WORK ITEM: Repeat the listing below in full, keeping every character as it is.

[Opening RECORDS PROVIDED section]

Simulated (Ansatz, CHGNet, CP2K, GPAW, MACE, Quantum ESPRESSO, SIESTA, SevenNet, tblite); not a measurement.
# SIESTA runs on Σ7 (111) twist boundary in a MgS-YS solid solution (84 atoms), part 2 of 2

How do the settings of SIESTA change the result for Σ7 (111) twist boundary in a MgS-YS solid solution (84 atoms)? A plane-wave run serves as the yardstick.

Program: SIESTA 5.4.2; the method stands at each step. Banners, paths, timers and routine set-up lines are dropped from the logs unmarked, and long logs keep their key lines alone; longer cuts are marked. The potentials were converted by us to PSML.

[Closing RECORDS PROVIDED section]

RESPONSE BOX:
Simulated (Ansatz, CHGNet, CP2K, GPAW, MACE, Quantum ESPRESSO, SIESTA, SevenNet, tblite); not a measurement.
# SIESTA runs on Σ7 (111) twist boundary in a MgS-YS solid solution (84 atoms), part 2 of 2

How do the settings of SIESTA change the result for Σ7 (111) twist boundary in a MgS-YS solid solution (84 atoms)? A plane-wave run serves as the yardstick.

Program: SIESTA 5.4.2; the method stands at each step. Banners, paths, timers and routine set-up lines are dropped from the logs unmarked, and long logs keep their key lines alone; longer cuts are marked. The potentials were converted by us to PSML.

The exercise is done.